**Exercise:**
Restate all of the data below word for word.

________________________

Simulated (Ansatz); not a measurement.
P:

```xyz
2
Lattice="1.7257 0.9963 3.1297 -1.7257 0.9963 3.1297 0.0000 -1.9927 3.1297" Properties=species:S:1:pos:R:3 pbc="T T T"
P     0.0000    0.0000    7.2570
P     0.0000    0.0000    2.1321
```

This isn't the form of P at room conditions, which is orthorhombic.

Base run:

________________________

**Answer section:**
Simulated (Ansatz); not a measurement.
P:

```xyz
2
Lattice="1.7257 0.9963 3.1297 -1.7257 0.9963 3.1297 0.0000 -1.9927 3.1297" Properties=species:S:1:pos:R:3 pbc="T T T"
P     0.0000    0.0000    7.2570
P     0.0000    0.0000    2.1321
```

This isn't the form of P at room conditions, which is orthorhombic.

Base run:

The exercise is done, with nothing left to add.